- **WORK TASK**
Give back exactly the lines of the material below, starting with the line with "Energy against volume" and going on through the line with "Q: Fit these".

- **EXERCISE DATA**
_ _ _ _ _ _ _
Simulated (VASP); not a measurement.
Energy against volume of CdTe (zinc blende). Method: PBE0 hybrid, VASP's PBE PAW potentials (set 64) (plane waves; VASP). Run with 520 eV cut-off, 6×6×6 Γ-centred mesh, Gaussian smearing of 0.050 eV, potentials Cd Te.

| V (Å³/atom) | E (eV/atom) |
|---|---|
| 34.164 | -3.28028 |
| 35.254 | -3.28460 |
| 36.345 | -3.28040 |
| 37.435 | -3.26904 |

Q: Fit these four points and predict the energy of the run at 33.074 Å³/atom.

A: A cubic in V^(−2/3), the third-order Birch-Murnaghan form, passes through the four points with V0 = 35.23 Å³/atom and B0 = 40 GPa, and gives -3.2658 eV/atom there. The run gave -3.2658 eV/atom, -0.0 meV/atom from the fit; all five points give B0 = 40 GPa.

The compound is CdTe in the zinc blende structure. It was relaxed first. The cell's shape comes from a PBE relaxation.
_ _ _ _ _ _ _

- **EXERCISE OUTPUT**
Energy against volume of CdTe (zinc blende). Method: PBE0 hybrid, VASP's PBE PAW potentials (set 64) (plane waves; VASP). Run with 520 eV cut-off, 6×6×6 Γ-centred mesh, Gaussian smearing of 0.050 eV, potentials Cd Te.

| V (Å³/atom) | E (eV/atom) |
|---|---|
| 34.164 | -3.28028 |
| 35.254 | -3.28460 |
| 36.345 | -3.28040 |
| 37.435 | -3.26904 |

Q: Fit these four points and predict the energy of the run at 33.074 Å³/atom.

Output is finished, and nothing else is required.